Once you have read the listing, print all of it word for word.

_ _ _ _ _
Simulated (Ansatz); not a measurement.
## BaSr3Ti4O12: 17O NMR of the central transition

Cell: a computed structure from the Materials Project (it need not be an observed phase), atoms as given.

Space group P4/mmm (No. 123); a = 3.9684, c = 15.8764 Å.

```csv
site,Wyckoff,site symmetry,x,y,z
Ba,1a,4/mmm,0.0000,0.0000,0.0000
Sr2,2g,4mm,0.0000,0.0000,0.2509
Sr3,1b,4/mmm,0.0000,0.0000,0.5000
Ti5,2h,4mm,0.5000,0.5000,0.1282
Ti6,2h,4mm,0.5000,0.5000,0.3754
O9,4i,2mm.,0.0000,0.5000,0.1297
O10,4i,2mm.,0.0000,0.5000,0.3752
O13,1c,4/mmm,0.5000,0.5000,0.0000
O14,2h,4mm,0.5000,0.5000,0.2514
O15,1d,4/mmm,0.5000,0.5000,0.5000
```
_ _ _ _ _

ANSWER AREA ->
Simulated (Ansatz); not a measurement.
## BaSr3Ti4O12: 17O NMR of the central transition

Cell: a computed structure from the Materials Project (it need not be an observed phase), atoms as given.

Space group P4/mmm (No. 123); a = 3.9684, c = 15.8764 Å.

```csv
site,Wyckoff,site symmetry,x,y,z
Ba,1a,4/mmm,0.0000,0.0000,0.0000
Sr2,2g,4mm,0.0000,0.0000,0.2509
Sr3,1b,4/mmm,0.0000,0.0000,0.5000
Ti5,2h,4mm,0.5000,0.5000,0.1282
Ti6,2h,4mm,0.5000,0.5000,0.3754
O9,4i,2mm.,0.0000,0.5000,0.1297
O10,4i,2mm.,0.0000,0.5000,0.3752
O13,1c,4/mmm,0.5000,0.5000,0.0000
O14,2h,4mm,0.5000,0.5000,0.2514
O15,1d,4/mmm,0.5000,0.5000,0.5000
```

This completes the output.